(Brief)
Retype, exactly as they appear below, the lines between the line holding "Torsions listed: C1–C2–C3–C4, O9–C4–C5–O7, O6–C5–O7–C8." and the line holding "Task: How much", both ends included.

(Extracted data)
::::
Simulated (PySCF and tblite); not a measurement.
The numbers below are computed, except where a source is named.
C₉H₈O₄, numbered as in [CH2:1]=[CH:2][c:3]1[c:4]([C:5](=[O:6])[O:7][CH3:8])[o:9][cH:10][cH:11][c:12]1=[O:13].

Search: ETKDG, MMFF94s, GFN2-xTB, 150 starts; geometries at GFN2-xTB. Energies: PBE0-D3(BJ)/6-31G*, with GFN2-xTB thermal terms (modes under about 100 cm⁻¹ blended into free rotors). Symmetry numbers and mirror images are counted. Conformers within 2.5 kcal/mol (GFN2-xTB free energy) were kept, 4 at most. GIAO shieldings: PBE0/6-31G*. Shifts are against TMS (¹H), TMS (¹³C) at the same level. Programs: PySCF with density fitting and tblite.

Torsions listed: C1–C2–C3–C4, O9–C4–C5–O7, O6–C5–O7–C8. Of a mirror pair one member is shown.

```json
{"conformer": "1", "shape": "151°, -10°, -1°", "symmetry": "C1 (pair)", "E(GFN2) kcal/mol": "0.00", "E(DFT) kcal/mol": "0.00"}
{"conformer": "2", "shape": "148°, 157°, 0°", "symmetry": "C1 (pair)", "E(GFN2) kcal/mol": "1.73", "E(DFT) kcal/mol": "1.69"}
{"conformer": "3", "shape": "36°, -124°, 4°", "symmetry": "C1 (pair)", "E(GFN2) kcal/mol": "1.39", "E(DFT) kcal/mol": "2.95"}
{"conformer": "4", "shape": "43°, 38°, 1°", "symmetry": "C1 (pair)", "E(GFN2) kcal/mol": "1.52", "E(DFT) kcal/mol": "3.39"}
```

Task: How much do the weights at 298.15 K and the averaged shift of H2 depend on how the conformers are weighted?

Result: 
::::

(Written answer)
Torsions listed: C1–C2–C3–C4, O9–C4–C5–O7, O6–C5–O7–C8. Of a mirror pair one member is shown.

```json
{"conformer": "1", "shape": "151°, -10°, -1°", "symmetry": "C1 (pair)", "E(GFN2) kcal/mol": "0.00", "E(DFT) kcal/mol": "0.00"}
{"conformer": "2", "shape": "148°, 157°, 0°", "symmetry": "C1 (pair)", "E(GFN2) kcal/mol": "1.73", "E(DFT) kcal/mol": "1.69"}
{"conformer": "3", "shape": "36°, -124°, 4°", "symmetry": "C1 (pair)", "E(GFN2) kcal/mol": "1.39", "E(DFT) kcal/mol": "2.95"}
{"conformer": "4", "shape": "43°, 38°, 1°", "symmetry": "C1 (pair)", "E(GFN2) kcal/mol": "1.52", "E(DFT) kcal/mol": "3.39"}
```

Task: How much do the weights at 298.15 K and the averaged shift of H2 depend on how the conformers are weighted?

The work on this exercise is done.